__GIVEN ENTRIES__:
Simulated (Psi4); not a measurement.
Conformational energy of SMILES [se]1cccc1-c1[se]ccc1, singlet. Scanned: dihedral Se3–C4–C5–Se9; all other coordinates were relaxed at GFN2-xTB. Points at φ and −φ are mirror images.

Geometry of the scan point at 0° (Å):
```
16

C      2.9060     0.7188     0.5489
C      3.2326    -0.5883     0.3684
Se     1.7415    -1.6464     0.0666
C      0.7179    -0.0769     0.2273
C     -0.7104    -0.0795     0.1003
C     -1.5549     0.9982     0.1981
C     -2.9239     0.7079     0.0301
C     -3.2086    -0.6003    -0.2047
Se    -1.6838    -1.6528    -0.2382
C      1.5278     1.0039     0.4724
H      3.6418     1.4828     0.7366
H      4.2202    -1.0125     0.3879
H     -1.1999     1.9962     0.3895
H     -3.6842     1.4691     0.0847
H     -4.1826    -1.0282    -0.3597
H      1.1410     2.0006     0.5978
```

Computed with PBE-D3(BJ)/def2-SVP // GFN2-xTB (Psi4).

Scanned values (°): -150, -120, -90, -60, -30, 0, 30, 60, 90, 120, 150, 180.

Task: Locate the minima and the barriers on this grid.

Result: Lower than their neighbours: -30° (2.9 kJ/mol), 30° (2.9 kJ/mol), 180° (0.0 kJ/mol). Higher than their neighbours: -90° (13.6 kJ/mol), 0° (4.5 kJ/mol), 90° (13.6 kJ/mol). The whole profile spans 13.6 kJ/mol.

__REQUIREMENT__: Copy the records above exactly, from the first line through the line containing "Task: Locate the", and include nothing else.

__RESPONSE__:
Simulated (Psi4); not a measurement.
Conformational energy of SMILES [se]1cccc1-c1[se]ccc1, singlet. Scanned: dihedral Se3–C4–C5–Se9; all other coordinates were relaxed at GFN2-xTB. Points at φ and −φ are mirror images.

Geometry of the scan point at 0° (Å):
```
16

C      2.9060     0.7188     0.5489
C      3.2326    -0.5883     0.3684
Se     1.7415    -1.6464     0.0666
C      0.7179    -0.0769     0.2273
C     -0.7104    -0.0795     0.1003
C     -1.5549     0.9982     0.1981
C     -2.9239     0.7079     0.0301
C     -3.2086    -0.6003    -0.2047
Se    -1.6838    -1.6528    -0.2382
C      1.5278     1.0039     0.4724
H      3.6418     1.4828     0.7366
H      4.2202    -1.0125     0.3879
H     -1.1999     1.9962     0.3895
H     -3.6842     1.4691     0.0847
H     -4.1826    -1.0282    -0.3597
H      1.1410     2.0006     0.5978
```

Computed with PBE-D3(BJ)/def2-SVP // GFN2-xTB (Psi4).

Scanned values (°): -150, -120, -90, -60, -30, 0, 30, 60, 90, 120, 150, 180.

Task: Locate the minima and the barriers on this grid.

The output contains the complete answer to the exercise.